§ Entries supplied:
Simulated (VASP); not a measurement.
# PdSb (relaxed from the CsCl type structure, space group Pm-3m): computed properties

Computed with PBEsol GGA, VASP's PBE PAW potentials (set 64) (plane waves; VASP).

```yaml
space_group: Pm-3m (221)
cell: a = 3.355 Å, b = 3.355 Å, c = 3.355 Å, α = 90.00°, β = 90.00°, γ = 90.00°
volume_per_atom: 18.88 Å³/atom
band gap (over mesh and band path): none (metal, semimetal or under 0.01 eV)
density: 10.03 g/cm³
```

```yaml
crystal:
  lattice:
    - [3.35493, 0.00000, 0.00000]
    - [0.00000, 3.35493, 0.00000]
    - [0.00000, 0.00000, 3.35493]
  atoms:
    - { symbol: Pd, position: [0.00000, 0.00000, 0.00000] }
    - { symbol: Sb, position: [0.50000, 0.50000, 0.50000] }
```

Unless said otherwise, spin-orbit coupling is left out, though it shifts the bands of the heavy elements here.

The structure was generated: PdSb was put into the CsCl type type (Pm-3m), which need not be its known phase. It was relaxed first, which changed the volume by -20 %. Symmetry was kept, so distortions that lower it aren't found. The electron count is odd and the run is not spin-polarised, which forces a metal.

§ Task item: From the data above, return every line from the line that has "Computed with PBEsol" up to and including the line that has "Unless said otherwise, spin-orbit", exactly.

§ Your response:
Computed with PBEsol GGA, VASP's PBE PAW potentials (set 64) (plane waves; VASP).

```yaml
space_group: Pm-3m (221)
cell: a = 3.355 Å, b = 3.355 Å, c = 3.355 Å, α = 90.00°, β = 90.00°, γ = 90.00°
volume_per_atom: 18.88 Å³/atom
band gap (over mesh and band path): none (metal, semimetal or under 0.01 eV)
density: 10.03 g/cm³
```

```yaml
crystal:
  lattice:
    - [3.35493, 0.00000, 0.00000]
    - [0.00000, 3.35493, 0.00000]
    - [0.00000, 0.00000, 3.35493]
  atoms:
    - { symbol: Pd, position: [0.00000, 0.00000, 0.00000] }
    - { symbol: Sb, position: [0.50000, 0.50000, 0.50000] }
```

Unless said otherwise, spin-orbit coupling is left out, though it shifts the bands of the heavy elements here.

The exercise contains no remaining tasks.